- **Source material**:
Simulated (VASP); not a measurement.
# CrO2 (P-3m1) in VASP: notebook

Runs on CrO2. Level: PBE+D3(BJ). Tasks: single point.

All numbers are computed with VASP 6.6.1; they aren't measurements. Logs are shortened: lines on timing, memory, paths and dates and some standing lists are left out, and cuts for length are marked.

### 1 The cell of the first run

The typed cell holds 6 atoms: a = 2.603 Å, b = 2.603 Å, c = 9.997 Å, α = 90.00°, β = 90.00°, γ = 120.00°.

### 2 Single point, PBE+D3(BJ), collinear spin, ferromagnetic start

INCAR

- **Work order**: Write out exactly, please, the lines beginning at the start of the material and ending with the line that holds "Runs on CrO2.", both included.

- **Answer section**:
Simulated (VASP); not a measurement.
# CrO2 (P-3m1) in VASP: notebook

Runs on CrO2. Level: PBE+D3(BJ). Tasks: single point.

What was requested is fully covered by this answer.